§ ACTION ITEM: The answer must consist only of the lines from the line with "Gas phase, δ" to the line with "P | -0.6 | -0.6 |", both included, exactly as they stand below.

§ EXERCISE DATA:
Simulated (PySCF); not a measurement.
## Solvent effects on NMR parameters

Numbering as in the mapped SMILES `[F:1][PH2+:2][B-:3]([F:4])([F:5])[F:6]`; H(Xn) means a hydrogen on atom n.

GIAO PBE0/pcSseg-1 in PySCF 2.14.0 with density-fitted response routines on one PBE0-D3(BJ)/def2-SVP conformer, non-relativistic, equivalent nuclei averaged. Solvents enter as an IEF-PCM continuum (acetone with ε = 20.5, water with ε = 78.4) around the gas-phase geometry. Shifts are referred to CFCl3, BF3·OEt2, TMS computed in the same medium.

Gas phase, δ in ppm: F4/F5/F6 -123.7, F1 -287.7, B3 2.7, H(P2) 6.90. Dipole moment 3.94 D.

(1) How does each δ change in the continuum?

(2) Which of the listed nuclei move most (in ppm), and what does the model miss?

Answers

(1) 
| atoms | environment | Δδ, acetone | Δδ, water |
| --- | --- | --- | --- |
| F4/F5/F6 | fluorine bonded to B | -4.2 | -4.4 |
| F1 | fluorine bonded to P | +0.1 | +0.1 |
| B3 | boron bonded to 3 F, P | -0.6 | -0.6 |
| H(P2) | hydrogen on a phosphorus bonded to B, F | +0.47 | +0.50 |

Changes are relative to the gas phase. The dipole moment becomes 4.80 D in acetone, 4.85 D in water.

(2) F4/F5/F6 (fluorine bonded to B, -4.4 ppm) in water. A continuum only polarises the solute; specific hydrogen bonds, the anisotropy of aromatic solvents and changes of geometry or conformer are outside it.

§ WRITTEN SOLUTION:
Gas phase, δ in ppm: F4/F5/F6 -123.7, F1 -287.7, B3 2.7, H(P2) 6.90. Dipole moment 3.94 D.

(1) How does each δ change in the continuum?

(2) Which of the listed nuclei move most (in ppm), and what does the model miss?

Answers

(1) 
| atoms | environment | Δδ, acetone | Δδ, water |
| --- | --- | --- | --- |
| F4/F5/F6 | fluorine bonded to B | -4.2 | -4.4 |
| F1 | fluorine bonded to P | +0.1 | +0.1 |
| B3 | boron bonded to 3 F, P | -0.6 | -0.6 |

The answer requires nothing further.